§ **Work request**: From the records below, copy out exactly the lines from the one containing "Theory: isolated molecule" to the one containing "### Describe this", both included. Add nothing else.

§ **The data**:
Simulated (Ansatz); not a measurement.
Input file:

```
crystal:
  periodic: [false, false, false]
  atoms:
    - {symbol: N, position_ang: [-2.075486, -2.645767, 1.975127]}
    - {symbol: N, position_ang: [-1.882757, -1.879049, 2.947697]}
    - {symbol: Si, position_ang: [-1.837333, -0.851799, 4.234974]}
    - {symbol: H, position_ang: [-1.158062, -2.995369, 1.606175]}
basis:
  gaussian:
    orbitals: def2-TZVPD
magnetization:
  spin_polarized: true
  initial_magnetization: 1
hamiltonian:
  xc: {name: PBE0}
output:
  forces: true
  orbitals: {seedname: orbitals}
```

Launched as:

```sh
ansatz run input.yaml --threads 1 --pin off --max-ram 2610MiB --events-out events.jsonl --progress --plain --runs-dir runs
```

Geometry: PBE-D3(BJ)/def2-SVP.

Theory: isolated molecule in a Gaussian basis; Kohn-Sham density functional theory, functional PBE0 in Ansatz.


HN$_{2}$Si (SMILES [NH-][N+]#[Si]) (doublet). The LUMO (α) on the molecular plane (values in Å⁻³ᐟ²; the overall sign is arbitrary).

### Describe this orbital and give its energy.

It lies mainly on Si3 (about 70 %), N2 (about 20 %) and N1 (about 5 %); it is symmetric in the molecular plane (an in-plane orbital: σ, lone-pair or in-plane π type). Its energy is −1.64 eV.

§ **Task result**:
Theory: isolated molecule in a Gaussian basis; Kohn-Sham density functional theory, functional PBE0 in Ansatz.


HN$_{2}$Si (SMILES [NH-][N+]#[Si]) (doublet). The LUMO (α) on the molecular plane (values in Å⁻³ᐟ²; the overall sign is arbitrary).

### Describe this orbital and give its energy.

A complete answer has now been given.